— Entries provided —
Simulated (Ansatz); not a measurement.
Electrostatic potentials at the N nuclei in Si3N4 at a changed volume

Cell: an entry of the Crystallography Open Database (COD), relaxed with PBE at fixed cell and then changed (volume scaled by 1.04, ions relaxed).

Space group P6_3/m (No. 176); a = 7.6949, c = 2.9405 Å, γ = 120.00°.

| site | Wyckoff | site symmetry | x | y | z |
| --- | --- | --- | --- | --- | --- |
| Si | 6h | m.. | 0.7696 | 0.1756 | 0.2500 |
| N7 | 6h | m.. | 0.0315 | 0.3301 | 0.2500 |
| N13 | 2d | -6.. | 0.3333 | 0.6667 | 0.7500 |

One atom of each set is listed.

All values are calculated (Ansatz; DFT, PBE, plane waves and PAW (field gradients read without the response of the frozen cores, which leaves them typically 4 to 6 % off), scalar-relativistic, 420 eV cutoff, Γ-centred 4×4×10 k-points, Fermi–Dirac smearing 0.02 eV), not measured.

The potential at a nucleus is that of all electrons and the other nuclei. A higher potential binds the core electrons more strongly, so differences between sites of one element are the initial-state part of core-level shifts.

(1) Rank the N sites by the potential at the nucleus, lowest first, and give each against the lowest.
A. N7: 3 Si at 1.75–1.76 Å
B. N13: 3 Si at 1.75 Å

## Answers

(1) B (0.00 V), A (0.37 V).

— Work item —
The answer must be a verbatim transcription of the entries above, from the first line through the line that contains "0.3301 | 0.2500 |", and nothing more.

— Answer box —
Simulated (Ansatz); not a measurement.
Electrostatic potentials at the N nuclei in Si3N4 at a changed volume

Cell: an entry of the Crystallography Open Database (COD), relaxed with PBE at fixed cell and then changed (volume scaled by 1.04, ions relaxed).

Space group P6_3/m (No. 176); a = 7.6949, c = 2.9405 Å, γ = 120.00°.

| site | Wyckoff | site symmetry | x | y | z |
| --- | --- | --- | --- | --- | --- |
| Si | 6h | m.. | 0.7696 | 0.1756 | 0.2500 |
| N7 | 6h | m.. | 0.0315 | 0.3301 | 0.2500 |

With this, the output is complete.